ACTIVITY: The data are to be restated in full, exactly as presented.

RECORD EXTRACTS:
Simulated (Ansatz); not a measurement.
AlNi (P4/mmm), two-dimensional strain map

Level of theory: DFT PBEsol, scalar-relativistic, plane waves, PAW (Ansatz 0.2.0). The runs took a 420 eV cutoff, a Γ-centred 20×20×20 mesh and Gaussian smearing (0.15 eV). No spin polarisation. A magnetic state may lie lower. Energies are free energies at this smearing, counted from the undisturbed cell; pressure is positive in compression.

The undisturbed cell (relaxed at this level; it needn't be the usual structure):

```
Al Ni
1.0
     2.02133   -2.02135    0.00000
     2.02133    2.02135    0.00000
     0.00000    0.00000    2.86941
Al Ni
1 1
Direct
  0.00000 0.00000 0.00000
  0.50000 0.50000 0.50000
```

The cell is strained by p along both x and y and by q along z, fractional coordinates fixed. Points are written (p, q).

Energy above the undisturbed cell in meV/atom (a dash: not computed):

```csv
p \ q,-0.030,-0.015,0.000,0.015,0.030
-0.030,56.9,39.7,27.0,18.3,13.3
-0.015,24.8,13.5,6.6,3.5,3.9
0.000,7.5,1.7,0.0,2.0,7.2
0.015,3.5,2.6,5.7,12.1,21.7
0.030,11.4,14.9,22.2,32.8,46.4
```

PROBLEM SOLUTION:
Simulated (Ansatz); not a measurement.
AlNi (P4/mmm), two-dimensional strain map

Level of theory: DFT PBEsol, scalar-relativistic, plane waves, PAW (Ansatz 0.2.0). The runs took a 420 eV cutoff, a Γ-centred 20×20×20 mesh and Gaussian smearing (0.15 eV). No spin polarisation. A magnetic state may lie lower. Energies are free energies at this smearing, counted from the undisturbed cell; pressure is positive in compression.

The undisturbed cell (relaxed at this level; it needn't be the usual structure):

```
Al Ni
1.0
     2.02133   -2.02135    0.00000
     2.02133    2.02135    0.00000
     0.00000    0.00000    2.86941
Al Ni
1 1
Direct
  0.00000 0.00000 0.00000
  0.50000 0.50000 0.50000
```

The cell is strained by p along both x and y and by q along z, fractional coordinates fixed. Points are written (p, q).

Energy above the undisturbed cell in meV/atom (a dash: not computed):

```csv
p \ q,-0.030,-0.015,0.000,0.015,0.030
-0.030,56.9,39.7,27.0,18.3,13.3
-0.015,24.8,13.5,6.6,3.5,3.9
0.000,7.5,1.7,0.0,2.0,7.2
0.015,3.5,2.6,5.7,12.1,21.7
0.030,11.4,14.9,22.2,32.8,46.4
```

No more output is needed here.